Activity: The records below must be transcribed precisely and in full.

Information provided:
○ ○ ○

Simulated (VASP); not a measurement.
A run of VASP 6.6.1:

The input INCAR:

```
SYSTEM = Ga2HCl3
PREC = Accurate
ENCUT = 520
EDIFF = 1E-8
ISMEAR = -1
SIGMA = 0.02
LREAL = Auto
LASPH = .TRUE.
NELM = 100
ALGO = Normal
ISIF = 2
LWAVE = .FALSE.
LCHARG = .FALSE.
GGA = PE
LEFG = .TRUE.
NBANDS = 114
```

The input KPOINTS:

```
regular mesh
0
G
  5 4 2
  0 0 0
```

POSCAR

○ ○ ○

Task response:
Simulated (VASP); not a measurement.
A run of VASP 6.6.1:

The input INCAR:

```
SYSTEM = Ga2HCl3
PREC = Accurate
ENCUT = 520
EDIFF = 1E-8
ISMEAR = -1
SIGMA = 0.02
LREAL = Auto
LASPH = .TRUE.
NELM = 100
ALGO = Normal
ISIF = 2
LWAVE = .FALSE.
LCHARG = .FALSE.
GGA = PE
LEFG = .TRUE.
NBANDS = 114
```

The input KPOINTS:

```
regular mesh
0
G
  5 4 2
  0 0 0
```

POSCAR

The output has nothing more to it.